## Requirement:
Word for word, the records below are to be set down again.

[Data extracts — start]

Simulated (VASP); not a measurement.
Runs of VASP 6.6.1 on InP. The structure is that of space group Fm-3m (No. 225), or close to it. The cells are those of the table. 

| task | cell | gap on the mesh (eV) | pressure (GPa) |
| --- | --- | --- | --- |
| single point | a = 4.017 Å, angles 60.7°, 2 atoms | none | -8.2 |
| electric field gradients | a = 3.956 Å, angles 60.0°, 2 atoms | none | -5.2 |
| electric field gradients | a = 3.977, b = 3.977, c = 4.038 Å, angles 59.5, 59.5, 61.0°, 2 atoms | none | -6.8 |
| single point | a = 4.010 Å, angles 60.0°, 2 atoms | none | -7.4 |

[Data extracts — finish]

## Solution:
Simulated (VASP); not a measurement.
Runs of VASP 6.6.1 on InP. The structure is that of space group Fm-3m (No. 225), or close to it. The cells are those of the table. 

| task | cell | gap on the mesh (eV) | pressure (GPa) |
| --- | --- | --- | --- |
| single point | a = 4.017 Å, angles 60.7°, 2 atoms | none | -8.2 |
| electric field gradients | a = 3.956 Å, angles 60.0°, 2 atoms | none | -5.2 |
| electric field gradients | a = 3.977, b = 3.977, c = 4.038 Å, angles 59.5, 59.5, 61.0°, 2 atoms | none | -6.8 |
| single point | a = 4.010 Å, angles 60.0°, 2 atoms | none | -7.4 |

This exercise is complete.